### The data
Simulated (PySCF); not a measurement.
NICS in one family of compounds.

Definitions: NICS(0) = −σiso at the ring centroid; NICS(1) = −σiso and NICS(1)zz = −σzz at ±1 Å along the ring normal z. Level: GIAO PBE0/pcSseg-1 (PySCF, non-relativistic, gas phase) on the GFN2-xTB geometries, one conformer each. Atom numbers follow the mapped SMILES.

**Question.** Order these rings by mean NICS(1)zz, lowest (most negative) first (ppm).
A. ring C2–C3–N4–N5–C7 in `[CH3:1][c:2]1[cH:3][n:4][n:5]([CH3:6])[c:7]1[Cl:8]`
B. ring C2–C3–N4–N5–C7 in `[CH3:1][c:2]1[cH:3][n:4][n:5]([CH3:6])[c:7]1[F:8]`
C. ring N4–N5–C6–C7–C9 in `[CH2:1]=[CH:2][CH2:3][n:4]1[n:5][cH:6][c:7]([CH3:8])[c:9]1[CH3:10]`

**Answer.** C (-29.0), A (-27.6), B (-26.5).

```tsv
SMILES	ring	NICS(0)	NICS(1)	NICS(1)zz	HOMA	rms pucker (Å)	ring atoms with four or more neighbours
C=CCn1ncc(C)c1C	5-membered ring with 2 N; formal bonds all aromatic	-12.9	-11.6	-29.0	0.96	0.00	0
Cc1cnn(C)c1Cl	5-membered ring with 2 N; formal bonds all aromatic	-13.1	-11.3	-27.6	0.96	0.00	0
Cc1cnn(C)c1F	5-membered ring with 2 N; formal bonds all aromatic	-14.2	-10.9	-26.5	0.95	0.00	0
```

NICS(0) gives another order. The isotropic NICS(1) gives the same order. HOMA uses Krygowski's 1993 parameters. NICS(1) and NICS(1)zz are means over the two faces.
######

* [Task item]:
Every line above from the line with "A. ring C2–C3–N4–N5–C7" to the line with "C. ring N4–N5–C6–C7–C9" is wanted, ends included; write them out exactly and add no other line.

* [Response box]:
A. ring C2–C3–N4–N5–C7 in `[CH3:1][c:2]1[cH:3][n:4][n:5]([CH3:6])[c:7]1[Cl:8]`
B. ring C2–C3–N4–N5–C7 in `[CH3:1][c:2]1[cH:3][n:4][n:5]([CH3:6])[c:7]1[F:8]`
C. ring N4–N5–C6–C7–C9 in `[CH2:1]=[CH:2][CH2:3][n:4]1[n:5][cH:6][c:7]([CH3:8])[c:9]1[CH3:10]`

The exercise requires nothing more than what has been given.